* **ASSIGNMENT**:
Reproduce all of the data, making sure that no line differs from the original.

====== INFORMATION SUPPLIED ======
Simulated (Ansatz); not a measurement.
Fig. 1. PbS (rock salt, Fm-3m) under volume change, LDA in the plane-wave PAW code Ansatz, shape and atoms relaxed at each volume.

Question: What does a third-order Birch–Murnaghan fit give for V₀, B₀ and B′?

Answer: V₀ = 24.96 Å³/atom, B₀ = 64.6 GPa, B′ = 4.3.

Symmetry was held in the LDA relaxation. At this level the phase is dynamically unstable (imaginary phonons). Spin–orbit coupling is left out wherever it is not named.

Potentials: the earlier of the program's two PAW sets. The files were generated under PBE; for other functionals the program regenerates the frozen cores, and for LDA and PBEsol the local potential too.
======

* **TASK OUTPUT**:
Simulated (Ansatz); not a measurement.
Fig. 1. PbS (rock salt, Fm-3m) under volume change, LDA in the plane-wave PAW code Ansatz, shape and atoms relaxed at each volume.

Question: What does a third-order Birch–Murnaghan fit give for V₀, B₀ and B′?

Answer: V₀ = 24.96 Å³/atom, B₀ = 64.6 GPa, B′ = 4.3.

Symmetry was held in the LDA relaxation. At this level the phase is dynamically unstable (imaginary phonons). Spin–orbit coupling is left out wherever it is not named.

Potentials: the earlier of the program's two PAW sets. The files were generated under PBE; for other functionals the program regenerates the frozen cores, and for LDA and PBEsol the local potential too.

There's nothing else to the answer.